[Work request]
With nothing added and nothing dropped, write out all of the entries below.

☆ ☆ ☆ ☆ ☆ ☆ ☆

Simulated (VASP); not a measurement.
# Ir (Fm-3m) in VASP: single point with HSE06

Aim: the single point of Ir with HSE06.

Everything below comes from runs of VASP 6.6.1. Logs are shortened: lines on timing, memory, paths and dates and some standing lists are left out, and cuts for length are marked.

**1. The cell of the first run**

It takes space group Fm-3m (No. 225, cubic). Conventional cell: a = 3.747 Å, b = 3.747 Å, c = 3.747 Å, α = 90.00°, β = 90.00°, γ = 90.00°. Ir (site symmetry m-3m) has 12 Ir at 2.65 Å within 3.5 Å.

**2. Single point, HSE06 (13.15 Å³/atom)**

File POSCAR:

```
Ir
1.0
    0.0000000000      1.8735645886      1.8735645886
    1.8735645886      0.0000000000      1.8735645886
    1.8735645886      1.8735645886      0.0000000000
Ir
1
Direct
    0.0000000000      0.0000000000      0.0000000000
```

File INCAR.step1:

☆ ☆ ☆ ☆ ☆ ☆ ☆

[Written reply]
Simulated (VASP); not a measurement.
# Ir (Fm-3m) in VASP: single point with HSE06

Aim: the single point of Ir with HSE06.

Everything below comes from runs of VASP 6.6.1. Logs are shortened: lines on timing, memory, paths and dates and some standing lists are left out, and cuts for length are marked.

**1. The cell of the first run**

It takes space group Fm-3m (No. 225, cubic). Conventional cell: a = 3.747 Å, b = 3.747 Å, c = 3.747 Å, α = 90.00°, β = 90.00°, γ = 90.00°. Ir (site symmetry m-3m) has 12 Ir at 2.65 Å within 3.5 Å.

**2. Single point, HSE06 (13.15 Å³/atom)**

File POSCAR:

```
Ir
1.0
    0.0000000000      1.8735645886      1.8735645886
    1.8735645886      0.0000000000      1.8735645886
    1.8735645886      1.8735645886      0.0000000000
Ir
1
Direct
    0.0000000000      0.0000000000      0.0000000000
```

File INCAR.step1:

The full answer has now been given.